Activity:
From the first entry to the last, repeat the listing exactly.

Dataset extract:
━━━━━━━━━━━━━━━━━━━━
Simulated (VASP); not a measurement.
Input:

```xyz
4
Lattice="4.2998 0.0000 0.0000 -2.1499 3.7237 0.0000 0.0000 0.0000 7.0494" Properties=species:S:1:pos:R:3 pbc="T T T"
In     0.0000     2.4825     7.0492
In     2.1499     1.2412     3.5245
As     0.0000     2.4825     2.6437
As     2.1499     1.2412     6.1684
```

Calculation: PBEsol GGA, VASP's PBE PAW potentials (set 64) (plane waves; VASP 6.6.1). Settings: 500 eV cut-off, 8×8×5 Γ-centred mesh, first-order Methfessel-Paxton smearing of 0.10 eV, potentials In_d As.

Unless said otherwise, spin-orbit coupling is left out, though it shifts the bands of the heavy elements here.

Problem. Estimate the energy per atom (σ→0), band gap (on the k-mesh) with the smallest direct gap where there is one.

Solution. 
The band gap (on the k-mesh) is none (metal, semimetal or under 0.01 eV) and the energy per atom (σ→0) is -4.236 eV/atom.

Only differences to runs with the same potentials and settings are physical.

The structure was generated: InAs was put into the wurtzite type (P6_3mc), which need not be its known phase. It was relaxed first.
━━━━━━━━━━━━━━━━━━━━

Written solution:
Simulated (VASP); not a measurement.
Input:

```xyz
4
Lattice="4.2998 0.0000 0.0000 -2.1499 3.7237 0.0000 0.0000 0.0000 7.0494" Properties=species:S:1:pos:R:3 pbc="T T T"
In     0.0000     2.4825     7.0492
In     2.1499     1.2412     3.5245
As     0.0000     2.4825     2.6437
As     2.1499     1.2412     6.1684
```

Calculation: PBEsol GGA, VASP's PBE PAW potentials (set 64) (plane waves; VASP 6.6.1). Settings: 500 eV cut-off, 8×8×5 Γ-centred mesh, first-order Methfessel-Paxton smearing of 0.10 eV, potentials In_d As.

Unless said otherwise, spin-orbit coupling is left out, though it shifts the bands of the heavy elements here.

Problem. Estimate the energy per atom (σ→0), band gap (on the k-mesh) with the smallest direct gap where there is one.

Solution. 
The band gap (on the k-mesh) is none (metal, semimetal or under 0.01 eV) and the energy per atom (σ→0) is -4.236 eV/atom.

Only differences to runs with the same potentials and settings are physical.

The structure was generated: InAs was put into the wurtzite type (P6_3mc), which need not be its known phase. It was relaxed first.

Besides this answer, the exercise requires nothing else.